◆ **Brief**
Repeat exactly the lines from the start of the entries below through the line containing "PBE's more diffuse". Omit the rest.

────────────────────

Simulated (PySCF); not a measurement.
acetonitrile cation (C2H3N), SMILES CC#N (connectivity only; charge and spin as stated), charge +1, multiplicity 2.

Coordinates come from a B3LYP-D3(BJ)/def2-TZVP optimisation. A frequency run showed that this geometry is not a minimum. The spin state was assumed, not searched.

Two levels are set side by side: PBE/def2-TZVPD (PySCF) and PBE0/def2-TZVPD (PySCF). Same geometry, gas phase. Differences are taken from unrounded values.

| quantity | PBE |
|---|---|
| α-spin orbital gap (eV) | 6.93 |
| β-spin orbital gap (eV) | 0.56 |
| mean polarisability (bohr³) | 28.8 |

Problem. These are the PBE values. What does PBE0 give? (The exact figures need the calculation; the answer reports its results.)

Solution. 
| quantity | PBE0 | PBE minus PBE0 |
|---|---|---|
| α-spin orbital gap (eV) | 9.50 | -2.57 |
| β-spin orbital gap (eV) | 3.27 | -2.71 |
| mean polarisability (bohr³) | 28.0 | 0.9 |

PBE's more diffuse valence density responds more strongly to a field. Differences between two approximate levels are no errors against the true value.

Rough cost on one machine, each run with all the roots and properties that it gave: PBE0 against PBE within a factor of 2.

────────────────────

◆ **Response box**
Simulated (PySCF); not a measurement.
acetonitrile cation (C2H3N), SMILES CC#N (connectivity only; charge and spin as stated), charge +1, multiplicity 2.

Coordinates come from a B3LYP-D3(BJ)/def2-TZVP optimisation. A frequency run showed that this geometry is not a minimum. The spin state was assumed, not searched.

Two levels are set side by side: PBE/def2-TZVPD (PySCF) and PBE0/def2-TZVPD (PySCF). Same geometry, gas phase. Differences are taken from unrounded values.

| quantity | PBE |
|---|---|
| α-spin orbital gap (eV) | 6.93 |
| β-spin orbital gap (eV) | 0.56 |
| mean polarisability (bohr³) | 28.8 |

Problem. These are the PBE values. What does PBE0 give? (The exact figures need the calculation; the answer reports its results.)

Solution. 
| quantity | PBE0 | PBE minus PBE0 |
|---|---|---|
| α-spin orbital gap (eV) | 9.50 | -2.57 |
| β-spin orbital gap (eV) | 3.27 | -2.71 |
| mean polarisability (bohr³) | 28.0 | 0.9 |

PBE's more diffuse valence density responds more strongly to a field. Differences between two approximate levels are no errors against the true value.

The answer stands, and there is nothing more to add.